▶ [ASSIGNMENT]
Produce an exact copy of the lines below, starting at the first and ending with the line containing "width 0.1 eV |".

= = = = = = =

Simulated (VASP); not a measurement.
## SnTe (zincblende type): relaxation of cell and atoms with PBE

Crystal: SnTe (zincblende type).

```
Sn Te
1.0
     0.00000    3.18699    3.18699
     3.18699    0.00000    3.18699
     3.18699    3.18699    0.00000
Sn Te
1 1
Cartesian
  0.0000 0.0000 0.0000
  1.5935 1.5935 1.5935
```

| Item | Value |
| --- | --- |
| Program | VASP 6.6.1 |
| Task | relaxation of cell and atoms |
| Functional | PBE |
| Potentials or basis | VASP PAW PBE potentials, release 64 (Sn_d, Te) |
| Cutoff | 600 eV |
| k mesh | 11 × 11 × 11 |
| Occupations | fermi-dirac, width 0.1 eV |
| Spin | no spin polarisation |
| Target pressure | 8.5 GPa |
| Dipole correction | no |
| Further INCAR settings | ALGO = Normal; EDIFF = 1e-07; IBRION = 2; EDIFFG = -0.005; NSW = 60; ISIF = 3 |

= = = = = = =

▶ [EXERCISE RESPONSE]
Simulated (VASP); not a measurement.
## SnTe (zincblende type): relaxation of cell and atoms with PBE

Crystal: SnTe (zincblende type).

```
Sn Te
1.0
     0.00000    3.18699    3.18699
     3.18699    0.00000    3.18699
     3.18699    3.18699    0.00000
Sn Te
1 1
Cartesian
  0.0000 0.0000 0.0000
  1.5935 1.5935 1.5935
```

| Item | Value |
| --- | --- |
| Program | VASP 6.6.1 |
| Task | relaxation of cell and atoms |
| Functional | PBE |
| Potentials or basis | VASP PAW PBE potentials, release 64 (Sn_d, Te) |
| Cutoff | 600 eV |
| k mesh | 11 × 11 × 11 |
| Occupations | fermi-dirac, width 0.1 eV |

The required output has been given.